__________

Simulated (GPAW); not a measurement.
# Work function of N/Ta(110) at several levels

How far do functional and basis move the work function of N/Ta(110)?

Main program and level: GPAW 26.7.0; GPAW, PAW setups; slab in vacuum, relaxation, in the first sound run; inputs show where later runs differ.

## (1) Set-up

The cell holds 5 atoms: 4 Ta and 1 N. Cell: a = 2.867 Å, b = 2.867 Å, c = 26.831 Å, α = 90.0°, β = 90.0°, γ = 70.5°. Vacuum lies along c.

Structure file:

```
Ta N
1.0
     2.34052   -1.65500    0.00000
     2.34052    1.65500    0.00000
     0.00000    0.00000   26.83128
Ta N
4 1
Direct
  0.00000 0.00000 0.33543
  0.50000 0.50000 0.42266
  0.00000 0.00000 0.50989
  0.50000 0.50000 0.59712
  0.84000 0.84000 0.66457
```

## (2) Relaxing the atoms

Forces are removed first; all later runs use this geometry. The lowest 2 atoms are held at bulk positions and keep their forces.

__________

• [BRIEF]
Return exactly the opening lines of the listing above, ending with the line that has "## (2) Relaxing the atoms".

• [EXERCISE RESPONSE]
Simulated (GPAW); not a measurement.
# Work function of N/Ta(110) at several levels

How far do functional and basis move the work function of N/Ta(110)?

Main program and level: GPAW 26.7.0; GPAW, PAW setups; slab in vacuum, relaxation, in the first sound run; inputs show where later runs differ.

## (1) Set-up

The cell holds 5 atoms: 4 Ta and 1 N. Cell: a = 2.867 Å, b = 2.867 Å, c = 26.831 Å, α = 90.0°, β = 90.0°, γ = 70.5°. Vacuum lies along c.

Structure file:

```
Ta N
1.0
     2.34052   -1.65500    0.00000
     2.34052    1.65500    0.00000
     0.00000    0.00000   26.83128
Ta N
4 1
Direct
  0.00000 0.00000 0.33543
  0.50000 0.50000 0.42266
  0.00000 0.00000 0.50989
  0.50000 0.50000 0.59712
  0.84000 0.84000 0.66457
```

## (2) Relaxing the atoms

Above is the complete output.